-- Supplied material --
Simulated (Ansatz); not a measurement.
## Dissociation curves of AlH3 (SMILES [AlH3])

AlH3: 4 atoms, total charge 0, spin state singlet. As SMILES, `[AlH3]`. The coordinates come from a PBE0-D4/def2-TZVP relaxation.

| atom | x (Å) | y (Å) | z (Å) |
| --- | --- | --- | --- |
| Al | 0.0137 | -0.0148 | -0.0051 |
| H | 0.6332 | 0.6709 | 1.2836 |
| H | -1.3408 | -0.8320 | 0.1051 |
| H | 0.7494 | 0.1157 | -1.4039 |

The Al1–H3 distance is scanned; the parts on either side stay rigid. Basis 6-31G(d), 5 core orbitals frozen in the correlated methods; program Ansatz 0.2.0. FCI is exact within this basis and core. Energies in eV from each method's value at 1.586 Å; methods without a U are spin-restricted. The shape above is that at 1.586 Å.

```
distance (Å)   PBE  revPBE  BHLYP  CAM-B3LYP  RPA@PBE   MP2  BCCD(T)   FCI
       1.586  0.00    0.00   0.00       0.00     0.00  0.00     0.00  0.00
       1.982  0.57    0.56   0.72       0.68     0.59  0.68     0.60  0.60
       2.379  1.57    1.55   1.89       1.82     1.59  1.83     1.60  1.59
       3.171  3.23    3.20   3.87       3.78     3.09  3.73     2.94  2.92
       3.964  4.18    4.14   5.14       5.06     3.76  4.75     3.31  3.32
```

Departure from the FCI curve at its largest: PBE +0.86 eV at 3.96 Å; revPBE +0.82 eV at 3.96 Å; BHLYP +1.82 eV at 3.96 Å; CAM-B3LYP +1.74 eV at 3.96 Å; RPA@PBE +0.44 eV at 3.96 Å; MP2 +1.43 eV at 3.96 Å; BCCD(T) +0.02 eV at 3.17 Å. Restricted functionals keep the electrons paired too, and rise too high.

-- Requirement --
Give again, word for word, the lines of the listing, starting at its first line and ending with the line containing "0.1157 | -1.4039 |".

-- Your response --
Simulated (Ansatz); not a measurement.
## Dissociation curves of AlH3 (SMILES [AlH3])

AlH3: 4 atoms, total charge 0, spin state singlet. As SMILES, `[AlH3]`. The coordinates come from a PBE0-D4/def2-TZVP relaxation.

| atom | x (Å) | y (Å) | z (Å) |
| --- | --- | --- | --- |
| Al | 0.0137 | -0.0148 | -0.0051 |
| H | 0.6332 | 0.6709 | 1.2836 |
| H | -1.3408 | -0.8320 | 0.1051 |
| H | 0.7494 | 0.1157 | -1.4039 |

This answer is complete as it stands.